→ **BRIEF**: Write out every entry below word for word, leaving nothing out.

→ **ENTRIES SHOWN**:
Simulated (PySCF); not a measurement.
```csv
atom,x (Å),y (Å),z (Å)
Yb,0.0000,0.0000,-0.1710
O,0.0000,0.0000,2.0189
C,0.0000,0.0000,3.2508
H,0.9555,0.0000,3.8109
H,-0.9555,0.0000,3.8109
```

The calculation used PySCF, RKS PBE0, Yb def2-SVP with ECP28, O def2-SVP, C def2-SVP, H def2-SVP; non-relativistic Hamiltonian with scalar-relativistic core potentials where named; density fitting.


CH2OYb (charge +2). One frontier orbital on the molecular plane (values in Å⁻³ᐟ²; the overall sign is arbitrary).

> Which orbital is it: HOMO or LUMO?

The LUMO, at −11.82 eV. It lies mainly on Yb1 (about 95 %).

→ **SOLUTION**:
Simulated (PySCF); not a measurement.
```csv
atom,x (Å),y (Å),z (Å)
Yb,0.0000,0.0000,-0.1710
O,0.0000,0.0000,2.0189
C,0.0000,0.0000,3.2508
H,0.9555,0.0000,3.8109
H,-0.9555,0.0000,3.8109
```

The calculation used PySCF, RKS PBE0, Yb def2-SVP with ECP28, O def2-SVP, C def2-SVP, H def2-SVP; non-relativistic Hamiltonian with scalar-relativistic core potentials where named; density fitting.


CH2OYb (charge +2). One frontier orbital on the molecular plane (values in Å⁻³ᐟ²; the overall sign is arbitrary).

> Which orbital is it: HOMO or LUMO?

The LUMO, at −11.82 eV. It lies mainly on Yb1 (about 95 %).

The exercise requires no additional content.